INFORMATION:
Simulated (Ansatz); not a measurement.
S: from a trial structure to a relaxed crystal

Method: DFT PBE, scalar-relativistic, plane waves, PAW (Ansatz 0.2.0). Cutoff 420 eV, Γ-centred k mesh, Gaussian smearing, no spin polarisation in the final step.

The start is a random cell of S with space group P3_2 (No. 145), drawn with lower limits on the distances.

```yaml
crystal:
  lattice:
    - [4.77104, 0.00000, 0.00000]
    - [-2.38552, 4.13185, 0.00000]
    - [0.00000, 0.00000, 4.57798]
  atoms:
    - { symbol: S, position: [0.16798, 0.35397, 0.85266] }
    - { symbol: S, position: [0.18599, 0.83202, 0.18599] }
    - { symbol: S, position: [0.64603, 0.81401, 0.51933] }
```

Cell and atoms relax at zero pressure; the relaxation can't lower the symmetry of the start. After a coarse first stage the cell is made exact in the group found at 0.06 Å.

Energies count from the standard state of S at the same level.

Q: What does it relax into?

WORK ITEM: Where the listing above reaches the line that contains "Cell and atoms", start retyping, and finish with the line that contains "Energies count from"; reproduce those lines exactly and no others.

YOUR RESPONSE:
Cell and atoms relax at zero pressure; the relaxation can't lower the symmetry of the start. After a coarse first stage the cell is made exact in the group found at 0.06 Å.

Energies count from the standard state of S at the same level.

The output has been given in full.